*** Material provided ***

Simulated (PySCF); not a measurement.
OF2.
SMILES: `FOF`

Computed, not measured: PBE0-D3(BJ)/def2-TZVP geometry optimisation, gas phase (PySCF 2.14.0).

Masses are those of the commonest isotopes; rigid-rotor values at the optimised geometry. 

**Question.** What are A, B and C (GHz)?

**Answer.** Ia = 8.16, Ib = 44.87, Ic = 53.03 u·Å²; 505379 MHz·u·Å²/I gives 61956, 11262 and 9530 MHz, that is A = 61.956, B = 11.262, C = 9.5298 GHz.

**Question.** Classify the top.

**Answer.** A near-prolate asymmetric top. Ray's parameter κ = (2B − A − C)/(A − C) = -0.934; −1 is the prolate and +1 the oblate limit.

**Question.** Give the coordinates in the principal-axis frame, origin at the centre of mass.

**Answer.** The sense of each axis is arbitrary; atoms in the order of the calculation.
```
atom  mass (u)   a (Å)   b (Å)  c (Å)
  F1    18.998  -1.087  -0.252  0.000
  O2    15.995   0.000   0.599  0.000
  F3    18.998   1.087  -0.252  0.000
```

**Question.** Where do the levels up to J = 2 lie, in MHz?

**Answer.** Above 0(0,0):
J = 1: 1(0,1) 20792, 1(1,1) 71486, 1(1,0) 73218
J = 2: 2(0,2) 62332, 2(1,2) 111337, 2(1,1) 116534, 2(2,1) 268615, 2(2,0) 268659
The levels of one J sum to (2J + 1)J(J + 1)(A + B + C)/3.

*** End of Material provided ***

### Task item
Down to the last character, restate every record.

### Reply
Simulated (PySCF); not a measurement.
OF2.
SMILES: `FOF`

Computed, not measured: PBE0-D3(BJ)/def2-TZVP geometry optimisation, gas phase (PySCF 2.14.0).

Masses are those of the commonest isotopes; rigid-rotor values at the optimised geometry. 

**Question.** What are A, B and C (GHz)?

**Answer.** Ia = 8.16, Ib = 44.87, Ic = 53.03 u·Å²; 505379 MHz·u·Å²/I gives 61956, 11262 and 9530 MHz, that is A = 61.956, B = 11.262, C = 9.5298 GHz.

**Question.** Classify the top.

**Answer.** A near-prolate asymmetric top. Ray's parameter κ = (2B − A − C)/(A − C) = -0.934; −1 is the prolate and +1 the oblate limit.

**Question.** Give the coordinates in the principal-axis frame, origin at the centre of mass.

**Answer.** The sense of each axis is arbitrary; atoms in the order of the calculation.
```
atom  mass (u)   a (Å)   b (Å)  c (Å)
  F1    18.998  -1.087  -0.252  0.000
  O2    15.995   0.000   0.599  0.000
  F3    18.998   1.087  -0.252  0.000
```

**Question.** Where do the levels up to J = 2 lie, in MHz?

**Answer.** Above 0(0,0):
J = 1: 1(0,1) 20792, 1(1,1) 71486, 1(1,0) 73218
J = 2: 2(0,2) 62332, 2(1,2) 111337, 2(1,1) 116534, 2(2,1) 268615, 2(2,0) 268659
The levels of one J sum to (2J + 1)J(J + 1)(A + B + C)/3.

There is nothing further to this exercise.